## REQUIRED ACTION
Every entry, from first to last, must be written out exactly.

## RECORD EXTRACTS
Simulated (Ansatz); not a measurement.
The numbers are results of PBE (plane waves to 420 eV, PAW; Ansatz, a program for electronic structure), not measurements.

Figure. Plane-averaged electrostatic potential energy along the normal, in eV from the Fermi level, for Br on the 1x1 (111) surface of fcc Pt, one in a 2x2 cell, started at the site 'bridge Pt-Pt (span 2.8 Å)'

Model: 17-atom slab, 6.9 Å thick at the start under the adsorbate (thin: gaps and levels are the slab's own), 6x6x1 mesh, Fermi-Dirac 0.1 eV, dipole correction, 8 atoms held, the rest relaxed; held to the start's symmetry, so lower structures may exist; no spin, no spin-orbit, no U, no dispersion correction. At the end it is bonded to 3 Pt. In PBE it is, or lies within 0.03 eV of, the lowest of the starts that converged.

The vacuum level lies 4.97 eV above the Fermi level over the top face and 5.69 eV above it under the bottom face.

## RESPONSE BOX
Simulated (Ansatz); not a measurement.
The numbers are results of PBE (plane waves to 420 eV, PAW; Ansatz, a program for electronic structure), not measurements.

Figure. Plane-averaged electrostatic potential energy along the normal, in eV from the Fermi level, for Br on the 1x1 (111) surface of fcc Pt, one in a 2x2 cell, started at the site 'bridge Pt-Pt (span 2.8 Å)'

Model: 17-atom slab, 6.9 Å thick at the start under the adsorbate (thin: gaps and levels are the slab's own), 6x6x1 mesh, Fermi-Dirac 0.1 eV, dipole correction, 8 atoms held, the rest relaxed; held to the start's symmetry, so lower structures may exist; no spin, no spin-orbit, no U, no dispersion correction. At the end it is bonded to 3 Pt. In PBE it is, or lies within 0.03 eV of, the lowest of the starts that converged.

The vacuum level lies 4.97 eV above the Fermi level over the top face and 5.69 eV above it under the bottom face.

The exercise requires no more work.